* [Work item]: Retype the material, please. Every line must match.

* [Information supplied]:
········

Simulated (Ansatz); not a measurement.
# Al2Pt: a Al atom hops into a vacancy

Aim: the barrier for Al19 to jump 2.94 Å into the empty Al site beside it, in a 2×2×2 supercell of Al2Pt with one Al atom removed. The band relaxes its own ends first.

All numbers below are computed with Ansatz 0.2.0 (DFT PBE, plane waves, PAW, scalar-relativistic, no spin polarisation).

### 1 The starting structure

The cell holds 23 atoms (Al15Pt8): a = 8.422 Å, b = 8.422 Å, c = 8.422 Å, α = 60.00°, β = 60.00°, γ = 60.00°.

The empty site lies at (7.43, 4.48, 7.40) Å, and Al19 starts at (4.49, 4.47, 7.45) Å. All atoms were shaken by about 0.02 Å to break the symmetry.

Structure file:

········

* [Your solution]:
Simulated (Ansatz); not a measurement.
# Al2Pt: a Al atom hops into a vacancy

Aim: the barrier for Al19 to jump 2.94 Å into the empty Al site beside it, in a 2×2×2 supercell of Al2Pt with one Al atom removed. The band relaxes its own ends first.

All numbers below are computed with Ansatz 0.2.0 (DFT PBE, plane waves, PAW, scalar-relativistic, no spin polarisation).

### 1 The starting structure

The cell holds 23 atoms (Al15Pt8): a = 8.422 Å, b = 8.422 Å, c = 8.422 Å, α = 60.00°, β = 60.00°, γ = 60.00°.

The empty site lies at (7.43, 4.48, 7.40) Å, and Al19 starts at (4.49, 4.47, 7.45) Å. All atoms were shaken by about 0.02 Å to break the symmetry.

Structure file:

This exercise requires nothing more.